> **Supplied material**:
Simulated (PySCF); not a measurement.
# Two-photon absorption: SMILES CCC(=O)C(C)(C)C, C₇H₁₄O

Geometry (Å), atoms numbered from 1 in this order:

> **Work item**: Set every entry down verbatim.

> **Task solution**:
Simulated (PySCF); not a measurement.
# Two-photon absorption: SMILES CCC(=O)C(C)(C)C, C₇H₁₄O

Geometry (Å), atoms numbered from 1 in this order:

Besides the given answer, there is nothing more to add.